(Data provided):
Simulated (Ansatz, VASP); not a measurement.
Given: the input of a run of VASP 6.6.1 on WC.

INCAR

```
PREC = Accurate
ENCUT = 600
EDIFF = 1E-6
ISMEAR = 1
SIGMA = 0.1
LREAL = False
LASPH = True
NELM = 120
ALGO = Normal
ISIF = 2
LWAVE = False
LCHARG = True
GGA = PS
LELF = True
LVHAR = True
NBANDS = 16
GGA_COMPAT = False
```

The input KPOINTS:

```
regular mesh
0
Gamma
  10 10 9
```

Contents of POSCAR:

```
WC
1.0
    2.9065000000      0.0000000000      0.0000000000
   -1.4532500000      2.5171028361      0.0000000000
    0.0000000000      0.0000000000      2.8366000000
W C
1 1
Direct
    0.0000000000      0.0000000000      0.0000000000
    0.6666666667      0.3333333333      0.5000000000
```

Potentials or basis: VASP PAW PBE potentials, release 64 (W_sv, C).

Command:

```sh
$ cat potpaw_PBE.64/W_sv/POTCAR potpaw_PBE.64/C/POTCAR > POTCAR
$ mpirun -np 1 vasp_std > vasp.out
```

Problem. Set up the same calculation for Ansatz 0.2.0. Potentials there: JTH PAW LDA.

(Work instruction): Repeat every record exactly as written, please.

(Task solution):
Simulated (Ansatz, VASP); not a measurement.
Given: the input of a run of VASP 6.6.1 on WC.

INCAR

```
PREC = Accurate
ENCUT = 600
EDIFF = 1E-6
ISMEAR = 1
SIGMA = 0.1
LREAL = False
LASPH = True
NELM = 120
ALGO = Normal
ISIF = 2
LWAVE = False
LCHARG = True
GGA = PS
LELF = True
LVHAR = True
NBANDS = 16
GGA_COMPAT = False
```

The input KPOINTS:

```
regular mesh
0
Gamma
  10 10 9
```

Contents of POSCAR:

```
WC
1.0
    2.9065000000      0.0000000000      0.0000000000
   -1.4532500000      2.5171028361      0.0000000000
    0.0000000000      0.0000000000      2.8366000000
W C
1 1
Direct
    0.0000000000      0.0000000000      0.0000000000
    0.6666666667      0.3333333333      0.5000000000
```

Potentials or basis: VASP PAW PBE potentials, release 64 (W_sv, C).

Command:

```sh
$ cat potpaw_PBE.64/W_sv/POTCAR potpaw_PBE.64/C/POTCAR > POTCAR
$ mpirun -np 1 vasp_std > vasp.out
```

Problem. Set up the same calculation for Ansatz 0.2.0. Potentials there: JTH PAW LDA.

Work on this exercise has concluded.